■ LISTED ENTRIES:
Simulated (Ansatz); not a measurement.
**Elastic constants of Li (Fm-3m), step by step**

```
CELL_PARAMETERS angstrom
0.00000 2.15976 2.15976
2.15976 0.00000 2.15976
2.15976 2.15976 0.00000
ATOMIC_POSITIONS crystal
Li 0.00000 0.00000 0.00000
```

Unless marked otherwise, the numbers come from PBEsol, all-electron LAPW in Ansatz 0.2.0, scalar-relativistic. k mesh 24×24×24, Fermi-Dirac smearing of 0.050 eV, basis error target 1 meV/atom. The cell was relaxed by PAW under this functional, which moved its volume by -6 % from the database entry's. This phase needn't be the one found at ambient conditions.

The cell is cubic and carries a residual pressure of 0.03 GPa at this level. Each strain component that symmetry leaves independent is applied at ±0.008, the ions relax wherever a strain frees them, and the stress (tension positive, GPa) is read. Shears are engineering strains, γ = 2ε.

■ ASSIGNED TASK: A word-for-word transcription of all the data is needed.

■ WORKED SOLUTION:
Simulated (Ansatz); not a measurement.
**Elastic constants of Li (Fm-3m), step by step**

```
CELL_PARAMETERS angstrom
0.00000 2.15976 2.15976
2.15976 0.00000 2.15976
2.15976 2.15976 0.00000
ATOMIC_POSITIONS crystal
Li 0.00000 0.00000 0.00000
```

Unless marked otherwise, the numbers come from PBEsol, all-electron LAPW in Ansatz 0.2.0, scalar-relativistic. k mesh 24×24×24, Fermi-Dirac smearing of 0.050 eV, basis error target 1 meV/atom. The cell was relaxed by PAW under this functional, which moved its volume by -6 % from the database entry's. This phase needn't be the one found at ambient conditions.

The cell is cubic and carries a residual pressure of 0.03 GPa at this level. Each strain component that symmetry leaves independent is applied at ±0.008, the ions relax wherever a strain frees them, and the stress (tension positive, GPa) is read. Shears are engineering strains, γ = 2ε.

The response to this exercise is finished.